WORK ITEM – In this exercise, each record below is to be written out again exactly.

GIVEN INFORMATION –
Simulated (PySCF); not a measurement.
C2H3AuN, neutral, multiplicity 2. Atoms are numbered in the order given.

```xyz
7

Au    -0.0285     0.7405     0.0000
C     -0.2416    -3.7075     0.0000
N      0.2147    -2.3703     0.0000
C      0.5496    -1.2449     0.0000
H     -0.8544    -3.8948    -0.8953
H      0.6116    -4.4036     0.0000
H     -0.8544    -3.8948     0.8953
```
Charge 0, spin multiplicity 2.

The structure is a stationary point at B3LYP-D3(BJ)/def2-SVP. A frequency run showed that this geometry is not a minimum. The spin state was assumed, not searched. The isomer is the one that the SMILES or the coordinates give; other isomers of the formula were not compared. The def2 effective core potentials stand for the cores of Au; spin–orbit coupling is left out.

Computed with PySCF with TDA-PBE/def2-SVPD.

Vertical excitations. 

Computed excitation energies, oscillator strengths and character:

YOUR SOLUTION –
Simulated (PySCF); not a measurement.
C2H3AuN, neutral, multiplicity 2. Atoms are numbered in the order given.

```xyz
7

Au    -0.0285     0.7405     0.0000
C     -0.2416    -3.7075     0.0000
N      0.2147    -2.3703     0.0000
C      0.5496    -1.2449     0.0000
H     -0.8544    -3.8948    -0.8953
H      0.6116    -4.4036     0.0000
H     -0.8544    -3.8948     0.8953
```
Charge 0, spin multiplicity 2.

The structure is a stationary point at B3LYP-D3(BJ)/def2-SVP. A frequency run showed that this geometry is not a minimum. The spin state was assumed, not searched. The isomer is the one that the SMILES or the coordinates give; other isomers of the formula were not compared. The def2 effective core potentials stand for the cores of Au; spin–orbit coupling is left out.

Computed with PySCF with TDA-PBE/def2-SVPD.

Vertical excitations. 

Computed excitation energies, oscillator strengths and character:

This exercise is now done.